○ ○ ○ ○

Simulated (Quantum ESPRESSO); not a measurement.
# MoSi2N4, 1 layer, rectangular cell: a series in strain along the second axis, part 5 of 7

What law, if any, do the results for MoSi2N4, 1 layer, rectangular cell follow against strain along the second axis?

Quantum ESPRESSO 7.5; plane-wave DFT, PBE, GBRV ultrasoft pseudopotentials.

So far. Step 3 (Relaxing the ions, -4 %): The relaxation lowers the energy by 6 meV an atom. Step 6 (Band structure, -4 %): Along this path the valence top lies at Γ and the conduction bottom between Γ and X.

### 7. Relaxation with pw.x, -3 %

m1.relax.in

○ ○ ○ ○

**ASSIGNMENT:** Retype all of the entries. Keep each one exactly as written.

**ANSWER AREA:**
Simulated (Quantum ESPRESSO); not a measurement.
# MoSi2N4, 1 layer, rectangular cell: a series in strain along the second axis, part 5 of 7

What law, if any, do the results for MoSi2N4, 1 layer, rectangular cell follow against strain along the second axis?

Quantum ESPRESSO 7.5; plane-wave DFT, PBE, GBRV ultrasoft pseudopotentials.

So far. Step 3 (Relaxing the ions, -4 %): The relaxation lowers the energy by 6 meV an atom. Step 6 (Band structure, -4 %): Along this path the valence top lies at Γ and the conduction bottom between Γ and X.

### 7. Relaxation with pw.x, -3 %

m1.relax.in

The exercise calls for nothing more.